■ **Brief**:
Return the lines below exactly as they appear, please, starting with the first and ending with the one that contains "8 | band 9 |".

■ **Supplied entries**:
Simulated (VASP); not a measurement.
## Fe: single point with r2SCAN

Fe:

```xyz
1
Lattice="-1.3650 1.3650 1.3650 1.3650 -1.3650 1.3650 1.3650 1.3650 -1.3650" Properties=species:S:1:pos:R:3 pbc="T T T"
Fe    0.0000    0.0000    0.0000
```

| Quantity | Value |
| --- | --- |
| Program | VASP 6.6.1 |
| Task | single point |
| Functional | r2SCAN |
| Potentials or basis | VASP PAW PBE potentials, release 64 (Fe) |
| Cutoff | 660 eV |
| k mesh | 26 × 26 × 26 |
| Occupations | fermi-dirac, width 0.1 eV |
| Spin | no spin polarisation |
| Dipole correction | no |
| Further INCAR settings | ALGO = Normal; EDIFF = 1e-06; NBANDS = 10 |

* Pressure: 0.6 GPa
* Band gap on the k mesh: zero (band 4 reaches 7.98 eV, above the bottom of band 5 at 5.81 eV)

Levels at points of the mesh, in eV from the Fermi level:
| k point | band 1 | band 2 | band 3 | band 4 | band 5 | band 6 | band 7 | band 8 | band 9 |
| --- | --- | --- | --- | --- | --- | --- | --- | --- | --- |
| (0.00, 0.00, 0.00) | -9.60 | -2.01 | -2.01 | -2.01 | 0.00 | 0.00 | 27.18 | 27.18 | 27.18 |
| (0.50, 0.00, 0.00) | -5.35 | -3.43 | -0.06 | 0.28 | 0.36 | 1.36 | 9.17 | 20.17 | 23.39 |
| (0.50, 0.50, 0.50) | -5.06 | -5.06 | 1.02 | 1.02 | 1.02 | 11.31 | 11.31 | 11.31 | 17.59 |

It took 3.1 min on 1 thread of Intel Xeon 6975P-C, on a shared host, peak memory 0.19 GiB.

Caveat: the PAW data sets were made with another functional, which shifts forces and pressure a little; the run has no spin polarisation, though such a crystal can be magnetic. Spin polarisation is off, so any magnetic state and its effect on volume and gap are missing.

■ **Result**:
Simulated (VASP); not a measurement.
## Fe: single point with r2SCAN

Fe:

```xyz
1
Lattice="-1.3650 1.3650 1.3650 1.3650 -1.3650 1.3650 1.3650 1.3650 -1.3650" Properties=species:S:1:pos:R:3 pbc="T T T"
Fe    0.0000    0.0000    0.0000
```

| Quantity | Value |
| --- | --- |
| Program | VASP 6.6.1 |
| Task | single point |
| Functional | r2SCAN |
| Potentials or basis | VASP PAW PBE potentials, release 64 (Fe) |
| Cutoff | 660 eV |
| k mesh | 26 × 26 × 26 |
| Occupations | fermi-dirac, width 0.1 eV |
| Spin | no spin polarisation |
| Dipole correction | no |
| Further INCAR settings | ALGO = Normal; EDIFF = 1e-06; NBANDS = 10 |

* Pressure: 0.6 GPa
* Band gap on the k mesh: zero (band 4 reaches 7.98 eV, above the bottom of band 5 at 5.81 eV)

Levels at points of the mesh, in eV from the Fermi level:
| k point | band 1 | band 2 | band 3 | band 4 | band 5 | band 6 | band 7 | band 8 | band 9 |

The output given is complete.